**Study material**:
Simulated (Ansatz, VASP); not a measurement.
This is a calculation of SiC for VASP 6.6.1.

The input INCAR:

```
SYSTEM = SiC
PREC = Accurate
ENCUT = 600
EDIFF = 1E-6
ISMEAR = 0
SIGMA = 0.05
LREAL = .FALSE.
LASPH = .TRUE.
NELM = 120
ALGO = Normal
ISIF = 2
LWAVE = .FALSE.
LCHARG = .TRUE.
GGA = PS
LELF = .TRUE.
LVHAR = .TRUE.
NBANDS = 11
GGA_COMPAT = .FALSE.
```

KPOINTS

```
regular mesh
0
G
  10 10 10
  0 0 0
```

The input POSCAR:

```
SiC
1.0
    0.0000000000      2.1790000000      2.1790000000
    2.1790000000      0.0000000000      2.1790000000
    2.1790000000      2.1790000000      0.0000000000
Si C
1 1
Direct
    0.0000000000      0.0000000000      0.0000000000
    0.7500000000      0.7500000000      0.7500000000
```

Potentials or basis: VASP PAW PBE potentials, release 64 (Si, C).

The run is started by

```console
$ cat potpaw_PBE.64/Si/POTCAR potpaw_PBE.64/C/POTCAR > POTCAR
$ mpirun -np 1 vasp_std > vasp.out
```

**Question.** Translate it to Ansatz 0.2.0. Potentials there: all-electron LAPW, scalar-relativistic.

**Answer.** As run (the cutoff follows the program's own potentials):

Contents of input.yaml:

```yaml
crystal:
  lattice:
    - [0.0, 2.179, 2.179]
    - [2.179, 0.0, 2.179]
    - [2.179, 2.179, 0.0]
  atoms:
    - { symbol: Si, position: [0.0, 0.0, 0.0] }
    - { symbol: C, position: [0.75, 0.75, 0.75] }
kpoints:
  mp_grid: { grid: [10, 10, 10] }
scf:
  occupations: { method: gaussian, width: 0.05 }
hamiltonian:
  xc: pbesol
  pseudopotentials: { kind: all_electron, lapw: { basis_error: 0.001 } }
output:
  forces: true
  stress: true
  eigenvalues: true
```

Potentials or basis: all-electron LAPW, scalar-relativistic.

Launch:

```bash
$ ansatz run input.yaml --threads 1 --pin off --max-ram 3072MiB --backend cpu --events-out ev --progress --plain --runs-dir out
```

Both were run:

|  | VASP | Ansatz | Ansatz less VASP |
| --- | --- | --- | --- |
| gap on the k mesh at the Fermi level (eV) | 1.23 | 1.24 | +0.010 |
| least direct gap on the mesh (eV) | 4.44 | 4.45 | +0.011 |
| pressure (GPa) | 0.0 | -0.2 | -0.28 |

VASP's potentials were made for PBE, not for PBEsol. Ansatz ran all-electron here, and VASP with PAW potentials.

**Requirement**:
Could you reproduce, exactly, every line above from the line with "less VASP |" to the line with "-0.2 | -0.28 |", and no other line? Both ends count.

**Exercise answer**:
|  | VASP | Ansatz | Ansatz less VASP |
| --- | --- | --- | --- |
| gap on the k mesh at the Fermi level (eV) | 1.23 | 1.24 | +0.010 |
| least direct gap on the mesh (eV) | 4.44 | 4.45 | +0.011 |
| pressure (GPa) | 0.0 | -0.2 | -0.28 |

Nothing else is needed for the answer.